==============================
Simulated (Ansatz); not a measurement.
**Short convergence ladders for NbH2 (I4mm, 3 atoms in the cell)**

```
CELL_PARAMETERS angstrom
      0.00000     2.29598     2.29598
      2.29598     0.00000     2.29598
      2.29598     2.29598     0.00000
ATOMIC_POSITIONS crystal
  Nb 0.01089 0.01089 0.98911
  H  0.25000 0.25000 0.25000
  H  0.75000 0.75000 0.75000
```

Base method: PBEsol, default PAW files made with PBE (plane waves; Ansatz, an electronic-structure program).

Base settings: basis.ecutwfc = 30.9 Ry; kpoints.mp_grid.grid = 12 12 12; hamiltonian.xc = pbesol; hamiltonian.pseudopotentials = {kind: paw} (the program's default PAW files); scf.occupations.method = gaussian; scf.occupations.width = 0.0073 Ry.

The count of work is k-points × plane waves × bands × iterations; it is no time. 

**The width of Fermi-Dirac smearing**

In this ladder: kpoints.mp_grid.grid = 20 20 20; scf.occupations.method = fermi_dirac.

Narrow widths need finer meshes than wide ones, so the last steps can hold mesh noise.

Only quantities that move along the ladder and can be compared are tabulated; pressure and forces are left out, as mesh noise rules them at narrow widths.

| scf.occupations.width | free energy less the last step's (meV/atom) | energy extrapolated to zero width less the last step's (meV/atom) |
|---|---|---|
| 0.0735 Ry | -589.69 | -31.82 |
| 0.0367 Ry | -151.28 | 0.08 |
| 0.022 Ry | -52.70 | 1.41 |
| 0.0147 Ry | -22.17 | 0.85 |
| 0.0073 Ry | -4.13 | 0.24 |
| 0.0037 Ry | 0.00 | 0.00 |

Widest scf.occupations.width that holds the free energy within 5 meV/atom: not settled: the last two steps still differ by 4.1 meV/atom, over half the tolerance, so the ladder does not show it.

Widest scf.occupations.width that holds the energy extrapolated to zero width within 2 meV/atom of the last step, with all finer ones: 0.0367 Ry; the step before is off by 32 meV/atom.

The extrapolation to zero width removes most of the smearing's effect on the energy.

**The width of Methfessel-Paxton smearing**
==============================

## Assigned task
Which lines above run from the one containing "-589.69 | -31.82 |" to the one containing "Widest scf.occupations.width that holds the energy"? Give them again exactly, both ends included.

## Answer section
| 0.0735 Ry | -589.69 | -31.82 |
| 0.0367 Ry | -151.28 | 0.08 |
| 0.022 Ry | -52.70 | 1.41 |
| 0.0147 Ry | -22.17 | 0.85 |
| 0.0073 Ry | -4.13 | 0.24 |
| 0.0037 Ry | 0.00 | 0.00 |

Widest scf.occupations.width that holds the free energy within 5 meV/atom: not settled: the last two steps still differ by 4.1 meV/atom, over half the tolerance, so the ladder does not show it.

Widest scf.occupations.width that holds the energy extrapolated to zero width within 2 meV/atom of the last step, with all finer ones: 0.0367 Ry; the step before is off by 32 meV/atom.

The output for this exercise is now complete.